++++ LISTED RECORDS ++++
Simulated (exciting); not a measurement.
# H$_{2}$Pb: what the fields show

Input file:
++++

- _WORK ORDER_:
Write the records again exactly as they stand.

- _REPLY_:
Simulated (exciting); not a measurement.
# H$_{2}$Pb: what the fields show

Input file:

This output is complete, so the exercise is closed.